The listing that follows must be given again in full and exactly.

-- Opening Marker --

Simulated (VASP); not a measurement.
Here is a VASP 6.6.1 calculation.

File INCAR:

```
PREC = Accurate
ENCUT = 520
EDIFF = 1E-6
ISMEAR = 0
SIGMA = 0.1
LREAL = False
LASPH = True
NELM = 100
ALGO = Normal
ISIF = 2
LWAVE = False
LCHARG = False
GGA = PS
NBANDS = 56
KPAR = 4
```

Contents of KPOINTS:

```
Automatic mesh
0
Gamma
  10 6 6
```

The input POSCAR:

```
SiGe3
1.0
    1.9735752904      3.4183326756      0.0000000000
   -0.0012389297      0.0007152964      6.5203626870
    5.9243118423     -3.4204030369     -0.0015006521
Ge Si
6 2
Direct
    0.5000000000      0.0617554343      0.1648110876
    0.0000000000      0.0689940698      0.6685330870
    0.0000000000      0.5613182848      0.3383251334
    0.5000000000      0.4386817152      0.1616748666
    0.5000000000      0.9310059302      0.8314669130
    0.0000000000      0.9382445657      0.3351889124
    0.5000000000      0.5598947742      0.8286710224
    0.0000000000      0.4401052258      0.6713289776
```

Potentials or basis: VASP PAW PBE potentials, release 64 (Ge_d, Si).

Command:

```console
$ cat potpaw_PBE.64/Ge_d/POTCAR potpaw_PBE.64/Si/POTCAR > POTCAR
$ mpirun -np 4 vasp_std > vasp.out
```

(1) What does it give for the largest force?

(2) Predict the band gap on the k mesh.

-- Closing Marker --

→ **Reply**
Simulated (VASP); not a measurement.
Here is a VASP 6.6.1 calculation.

File INCAR:

```
PREC = Accurate
ENCUT = 520
EDIFF = 1E-6
ISMEAR = 0
SIGMA = 0.1
LREAL = False
LASPH = True
NELM = 100
ALGO = Normal
ISIF = 2
LWAVE = False
LCHARG = False
GGA = PS
NBANDS = 56
KPAR = 4
```

Contents of KPOINTS:

```
Automatic mesh
0
Gamma
  10 6 6
```

The input POSCAR:

```
SiGe3
1.0
    1.9735752904      3.4183326756      0.0000000000
   -0.0012389297      0.0007152964      6.5203626870
    5.9243118423     -3.4204030369     -0.0015006521
Ge Si
6 2
Direct
    0.5000000000      0.0617554343      0.1648110876
    0.0000000000      0.0689940698      0.6685330870
    0.0000000000      0.5613182848      0.3383251334
    0.5000000000      0.4386817152      0.1616748666
    0.5000000000      0.9310059302      0.8314669130
    0.0000000000      0.9382445657      0.3351889124
    0.5000000000      0.5598947742      0.8286710224
    0.0000000000      0.4401052258      0.6713289776
```

Potentials or basis: VASP PAW PBE potentials, release 64 (Ge_d, Si).

Command:

```console
$ cat potpaw_PBE.64/Ge_d/POTCAR potpaw_PBE.64/Si/POTCAR > POTCAR
$ mpirun -np 4 vasp_std > vasp.out
```

(1) What does it give for the largest force?

(2) Predict the band gap on the k mesh.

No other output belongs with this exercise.